────────────────────────────────────────

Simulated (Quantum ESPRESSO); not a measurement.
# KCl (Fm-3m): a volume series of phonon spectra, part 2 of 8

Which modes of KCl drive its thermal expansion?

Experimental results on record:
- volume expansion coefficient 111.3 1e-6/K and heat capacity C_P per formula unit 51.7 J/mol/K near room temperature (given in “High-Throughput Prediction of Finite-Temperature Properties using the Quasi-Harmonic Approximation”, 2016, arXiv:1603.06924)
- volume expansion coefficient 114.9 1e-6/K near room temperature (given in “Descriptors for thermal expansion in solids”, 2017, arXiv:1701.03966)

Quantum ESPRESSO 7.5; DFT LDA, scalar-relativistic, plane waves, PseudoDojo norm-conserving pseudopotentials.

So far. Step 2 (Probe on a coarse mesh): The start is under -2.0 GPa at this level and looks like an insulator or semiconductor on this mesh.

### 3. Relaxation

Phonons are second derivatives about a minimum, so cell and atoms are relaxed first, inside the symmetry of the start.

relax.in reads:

────────────────────────────────────────

### Brief
Could you please repeat the data exactly as given?

### Task answer
Simulated (Quantum ESPRESSO); not a measurement.
# KCl (Fm-3m): a volume series of phonon spectra, part 2 of 8

Which modes of KCl drive its thermal expansion?

Experimental results on record:
- volume expansion coefficient 111.3 1e-6/K and heat capacity C_P per formula unit 51.7 J/mol/K near room temperature (given in “High-Throughput Prediction of Finite-Temperature Properties using the Quasi-Harmonic Approximation”, 2016, arXiv:1603.06924)
- volume expansion coefficient 114.9 1e-6/K near room temperature (given in “Descriptors for thermal expansion in solids”, 2017, arXiv:1701.03966)

Quantum ESPRESSO 7.5; DFT LDA, scalar-relativistic, plane waves, PseudoDojo norm-conserving pseudopotentials.

So far. Step 2 (Probe on a coarse mesh): The start is under -2.0 GPa at this level and looks like an insulator or semiconductor on this mesh.

### 3. Relaxation

Phonons are second derivatives about a minimum, so cell and atoms are relaxed first, inside the symmetry of the start.

relax.in reads:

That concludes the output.